> _REQUIREMENT_
Give the entries again, precisely as they were written.

┏━━

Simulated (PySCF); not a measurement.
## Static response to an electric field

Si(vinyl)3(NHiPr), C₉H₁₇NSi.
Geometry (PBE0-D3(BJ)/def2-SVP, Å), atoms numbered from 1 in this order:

┗━━

> _WRITTEN REPLY_
Simulated (PySCF); not a measurement.
## Static response to an electric field

Si(vinyl)3(NHiPr), C₉H₁₇NSi.
Geometry (PBE0-D3(BJ)/def2-SVP, Å), atoms numbered from 1 in this order:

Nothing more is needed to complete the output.